Repeat the records exactly. Every line must match.

━━━ GIVEN RECORDS
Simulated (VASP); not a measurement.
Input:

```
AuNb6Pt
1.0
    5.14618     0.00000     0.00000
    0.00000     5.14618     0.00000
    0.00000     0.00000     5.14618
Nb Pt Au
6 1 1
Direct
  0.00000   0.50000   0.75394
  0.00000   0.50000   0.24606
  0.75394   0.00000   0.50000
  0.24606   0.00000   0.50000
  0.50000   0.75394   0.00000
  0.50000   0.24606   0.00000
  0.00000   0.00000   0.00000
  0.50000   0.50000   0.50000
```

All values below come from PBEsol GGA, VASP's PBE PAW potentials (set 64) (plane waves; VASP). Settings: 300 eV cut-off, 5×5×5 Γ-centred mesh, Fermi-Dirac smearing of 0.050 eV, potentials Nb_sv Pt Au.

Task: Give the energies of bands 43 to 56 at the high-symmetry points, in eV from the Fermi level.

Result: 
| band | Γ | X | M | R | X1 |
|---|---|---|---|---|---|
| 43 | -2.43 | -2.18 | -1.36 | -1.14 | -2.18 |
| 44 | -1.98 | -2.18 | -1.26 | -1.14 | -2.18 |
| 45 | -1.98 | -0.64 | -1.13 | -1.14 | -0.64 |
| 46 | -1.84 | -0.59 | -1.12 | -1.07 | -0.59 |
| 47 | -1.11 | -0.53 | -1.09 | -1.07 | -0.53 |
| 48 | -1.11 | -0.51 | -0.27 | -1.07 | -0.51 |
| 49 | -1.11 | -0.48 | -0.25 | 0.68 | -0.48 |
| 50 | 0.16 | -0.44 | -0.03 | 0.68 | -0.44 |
━━━━━━

■ **RESPONSE BOX**:
Simulated (VASP); not a measurement.
Input:

```
AuNb6Pt
1.0
    5.14618     0.00000     0.00000
    0.00000     5.14618     0.00000
    0.00000     0.00000     5.14618
Nb Pt Au
6 1 1
Direct
  0.00000   0.50000   0.75394
  0.00000   0.50000   0.24606
  0.75394   0.00000   0.50000
  0.24606   0.00000   0.50000
  0.50000   0.75394   0.00000
  0.50000   0.24606   0.00000
  0.00000   0.00000   0.00000
  0.50000   0.50000   0.50000
```

All values below come from PBEsol GGA, VASP's PBE PAW potentials (set 64) (plane waves; VASP). Settings: 300 eV cut-off, 5×5×5 Γ-centred mesh, Fermi-Dirac smearing of 0.050 eV, potentials Nb_sv Pt Au.

Task: Give the energies of bands 43 to 56 at the high-symmetry points, in eV from the Fermi level.

Result: 
| band | Γ | X | M | R | X1 |
|---|---|---|---|---|---|
| 43 | -2.43 | -2.18 | -1.36 | -1.14 | -2.18 |
| 44 | -1.98 | -2.18 | -1.26 | -1.14 | -2.18 |
| 45 | -1.98 | -0.64 | -1.13 | -1.14 | -0.64 |
| 46 | -1.84 | -0.59 | -1.12 | -1.07 | -0.59 |
| 47 | -1.11 | -0.53 | -1.09 | -1.07 | -0.53 |
| 48 | -1.11 | -0.51 | -0.27 | -1.07 | -0.51 |
| 49 | -1.11 | -0.48 | -0.25 | 0.68 | -0.48 |
| 50 | 0.16 | -0.44 | -0.03 | 0.68 | -0.44 |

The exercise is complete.